REQUIRED ACTION:
Transcribe the data that follows. Match it character for character.

DATA:
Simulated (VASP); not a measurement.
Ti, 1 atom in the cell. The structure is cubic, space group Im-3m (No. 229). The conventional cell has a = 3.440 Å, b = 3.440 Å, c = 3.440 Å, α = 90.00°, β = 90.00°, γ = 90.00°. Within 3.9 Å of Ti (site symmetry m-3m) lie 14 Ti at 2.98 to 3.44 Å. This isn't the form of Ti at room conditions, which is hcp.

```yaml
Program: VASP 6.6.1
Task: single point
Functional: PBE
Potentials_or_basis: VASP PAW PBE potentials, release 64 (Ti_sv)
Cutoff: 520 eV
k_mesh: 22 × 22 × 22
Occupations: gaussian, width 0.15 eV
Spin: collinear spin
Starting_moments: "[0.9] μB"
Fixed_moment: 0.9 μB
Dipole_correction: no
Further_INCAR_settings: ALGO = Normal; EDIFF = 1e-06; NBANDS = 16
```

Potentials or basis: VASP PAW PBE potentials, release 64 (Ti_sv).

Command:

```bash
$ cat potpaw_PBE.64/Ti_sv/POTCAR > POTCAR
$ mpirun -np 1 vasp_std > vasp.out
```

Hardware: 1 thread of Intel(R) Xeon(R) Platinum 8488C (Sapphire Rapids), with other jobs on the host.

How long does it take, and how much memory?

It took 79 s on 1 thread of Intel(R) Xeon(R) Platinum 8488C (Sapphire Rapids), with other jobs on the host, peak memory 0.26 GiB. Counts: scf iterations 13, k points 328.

RESPONSE AREA:
Simulated (VASP); not a measurement.
Ti, 1 atom in the cell. The structure is cubic, space group Im-3m (No. 229). The conventional cell has a = 3.440 Å, b = 3.440 Å, c = 3.440 Å, α = 90.00°, β = 90.00°, γ = 90.00°. Within 3.9 Å of Ti (site symmetry m-3m) lie 14 Ti at 2.98 to 3.44 Å. This isn't the form of Ti at room conditions, which is hcp.

```yaml
Program: VASP 6.6.1
Task: single point
Functional: PBE
Potentials_or_basis: VASP PAW PBE potentials, release 64 (Ti_sv)
Cutoff: 520 eV
k_mesh: 22 × 22 × 22
Occupations: gaussian, width 0.15 eV
Spin: collinear spin
Starting_moments: "[0.9] μB"
Fixed_moment: 0.9 μB
Dipole_correction: no
Further_INCAR_settings: ALGO = Normal; EDIFF = 1e-06; NBANDS = 16
```

Potentials or basis: VASP PAW PBE potentials, release 64 (Ti_sv).

Command:

```bash
$ cat potpaw_PBE.64/Ti_sv/POTCAR > POTCAR
$ mpirun -np 1 vasp_std > vasp.out
```

Hardware: 1 thread of Intel(R) Xeon(R) Platinum 8488C (Sapphire Rapids), with other jobs on the host.

How long does it take, and how much memory?

It took 79 s on 1 thread of Intel(R) Xeon(R) Platinum 8488C (Sapphire Rapids), with other jobs on the host, peak memory 0.26 GiB. Counts: scf iterations 13, k points 328.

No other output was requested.